========================================================================

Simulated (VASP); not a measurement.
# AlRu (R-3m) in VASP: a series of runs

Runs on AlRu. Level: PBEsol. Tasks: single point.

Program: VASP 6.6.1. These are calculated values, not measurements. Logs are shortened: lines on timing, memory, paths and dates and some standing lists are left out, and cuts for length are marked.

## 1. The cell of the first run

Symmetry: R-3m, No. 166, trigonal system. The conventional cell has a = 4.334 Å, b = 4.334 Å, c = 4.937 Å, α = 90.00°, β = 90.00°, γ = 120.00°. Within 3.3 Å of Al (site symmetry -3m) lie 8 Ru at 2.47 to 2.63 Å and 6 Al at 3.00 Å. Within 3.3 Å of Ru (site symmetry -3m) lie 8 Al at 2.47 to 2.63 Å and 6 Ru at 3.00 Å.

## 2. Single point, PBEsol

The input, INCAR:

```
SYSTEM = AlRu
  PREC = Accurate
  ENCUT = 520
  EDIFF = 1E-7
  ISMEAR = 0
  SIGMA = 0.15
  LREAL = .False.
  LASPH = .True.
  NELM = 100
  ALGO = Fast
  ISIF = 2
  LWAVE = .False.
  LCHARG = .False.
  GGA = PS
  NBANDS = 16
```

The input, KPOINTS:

========================================================================

**TASK ITEM:** Retype every line of the data, keeping each one exactly as it is.

**TASK RESULT:**
Simulated (VASP); not a measurement.
# AlRu (R-3m) in VASP: a series of runs

Runs on AlRu. Level: PBEsol. Tasks: single point.

Program: VASP 6.6.1. These are calculated values, not measurements. Logs are shortened: lines on timing, memory, paths and dates and some standing lists are left out, and cuts for length are marked.

## 1. The cell of the first run

Symmetry: R-3m, No. 166, trigonal system. The conventional cell has a = 4.334 Å, b = 4.334 Å, c = 4.937 Å, α = 90.00°, β = 90.00°, γ = 120.00°. Within 3.3 Å of Al (site symmetry -3m) lie 8 Ru at 2.47 to 2.63 Å and 6 Al at 3.00 Å. Within 3.3 Å of Ru (site symmetry -3m) lie 8 Al at 2.47 to 2.63 Å and 6 Ru at 3.00 Å.

## 2. Single point, PBEsol

The input, INCAR:

```
SYSTEM = AlRu
  PREC = Accurate
  ENCUT = 520
  EDIFF = 1E-7
  ISMEAR = 0
  SIGMA = 0.15
  LREAL = .False.
  LASPH = .True.
  NELM = 100
  ALGO = Fast
  ISIF = 2
  LWAVE = .False.
  LCHARG = .False.
  GGA = PS
  NBANDS = 16
```

The input, KPOINTS:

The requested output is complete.